^^^^
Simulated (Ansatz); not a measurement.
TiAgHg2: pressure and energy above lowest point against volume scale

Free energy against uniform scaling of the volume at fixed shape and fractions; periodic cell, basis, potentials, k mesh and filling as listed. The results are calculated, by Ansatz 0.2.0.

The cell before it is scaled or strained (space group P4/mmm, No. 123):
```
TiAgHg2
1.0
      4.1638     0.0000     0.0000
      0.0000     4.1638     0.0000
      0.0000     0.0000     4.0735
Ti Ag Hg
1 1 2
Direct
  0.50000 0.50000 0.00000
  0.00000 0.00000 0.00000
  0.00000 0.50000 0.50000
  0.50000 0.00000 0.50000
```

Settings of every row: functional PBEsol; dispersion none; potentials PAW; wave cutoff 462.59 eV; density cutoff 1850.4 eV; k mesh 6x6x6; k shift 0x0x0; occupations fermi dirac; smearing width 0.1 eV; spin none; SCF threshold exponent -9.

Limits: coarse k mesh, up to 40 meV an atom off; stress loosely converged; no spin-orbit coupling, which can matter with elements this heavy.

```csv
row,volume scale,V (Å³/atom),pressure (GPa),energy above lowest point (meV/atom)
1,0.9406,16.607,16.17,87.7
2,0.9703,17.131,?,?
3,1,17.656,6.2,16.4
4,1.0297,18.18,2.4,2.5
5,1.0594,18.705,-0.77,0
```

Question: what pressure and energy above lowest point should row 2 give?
^^^^

• [WORK TASK] The response must be an exact reproduction of all the entries.

• [ANSWER SPACE]
Simulated (Ansatz); not a measurement.
TiAgHg2: pressure and energy above lowest point against volume scale

Free energy against uniform scaling of the volume at fixed shape and fractions; periodic cell, basis, potentials, k mesh and filling as listed. The results are calculated, by Ansatz 0.2.0.

The cell before it is scaled or strained (space group P4/mmm, No. 123):
```
TiAgHg2
1.0
      4.1638     0.0000     0.0000
      0.0000     4.1638     0.0000
      0.0000     0.0000     4.0735
Ti Ag Hg
1 1 2
Direct
  0.50000 0.50000 0.00000
  0.00000 0.00000 0.00000
  0.00000 0.50000 0.50000
  0.50000 0.00000 0.50000
```

Settings of every row: functional PBEsol; dispersion none; potentials PAW; wave cutoff 462.59 eV; density cutoff 1850.4 eV; k mesh 6x6x6; k shift 0x0x0; occupations fermi dirac; smearing width 0.1 eV; spin none; SCF threshold exponent -9.

Limits: coarse k mesh, up to 40 meV an atom off; stress loosely converged; no spin-orbit coupling, which can matter with elements this heavy.

```csv
row,volume scale,V (Å³/atom),pressure (GPa),energy above lowest point (meV/atom)
1,0.9406,16.607,16.17,87.7
2,0.9703,17.131,?,?
3,1,17.656,6.2,16.4
4,1.0297,18.18,2.4,2.5
5,1.0594,18.705,-0.77,0
```

Question: what pressure and energy above lowest point should row 2 give?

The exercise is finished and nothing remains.